_____

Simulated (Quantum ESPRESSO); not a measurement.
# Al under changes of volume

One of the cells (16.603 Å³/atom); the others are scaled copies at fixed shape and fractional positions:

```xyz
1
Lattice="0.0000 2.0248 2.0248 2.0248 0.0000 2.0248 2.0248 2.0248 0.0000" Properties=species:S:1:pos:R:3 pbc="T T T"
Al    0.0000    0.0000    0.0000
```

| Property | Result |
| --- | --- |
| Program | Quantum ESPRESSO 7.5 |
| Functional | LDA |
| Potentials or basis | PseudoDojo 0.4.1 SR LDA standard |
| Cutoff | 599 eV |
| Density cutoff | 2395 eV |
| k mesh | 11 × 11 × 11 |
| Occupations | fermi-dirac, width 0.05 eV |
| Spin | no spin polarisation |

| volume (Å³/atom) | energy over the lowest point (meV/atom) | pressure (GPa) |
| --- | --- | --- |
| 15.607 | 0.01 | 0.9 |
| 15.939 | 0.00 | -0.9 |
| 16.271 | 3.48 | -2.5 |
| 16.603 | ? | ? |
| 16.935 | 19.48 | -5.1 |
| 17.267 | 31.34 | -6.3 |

_____

▶ Requirement: Every record above needs to be copied exactly.

▶ Written solution:
Simulated (Quantum ESPRESSO); not a measurement.
# Al under changes of volume

One of the cells (16.603 Å³/atom); the others are scaled copies at fixed shape and fractional positions:

```xyz
1
Lattice="0.0000 2.0248 2.0248 2.0248 0.0000 2.0248 2.0248 2.0248 0.0000" Properties=species:S:1:pos:R:3 pbc="T T T"
Al    0.0000    0.0000    0.0000
```

| Property | Result |
| --- | --- |
| Program | Quantum ESPRESSO 7.5 |
| Functional | LDA |
| Potentials or basis | PseudoDojo 0.4.1 SR LDA standard |
| Cutoff | 599 eV |
| Density cutoff | 2395 eV |
| k mesh | 11 × 11 × 11 |
| Occupations | fermi-dirac, width 0.05 eV |
| Spin | no spin polarisation |

| volume (Å³/atom) | energy over the lowest point (meV/atom) | pressure (GPa) |
| --- | --- | --- |
| 15.607 | 0.01 | 0.9 |
| 15.939 | 0.00 | -0.9 |
| 16.271 | 3.48 | -2.5 |
| 16.603 | ? | ? |
| 16.935 | 19.48 | -5.1 |
| 17.267 | 31.34 | -6.3 |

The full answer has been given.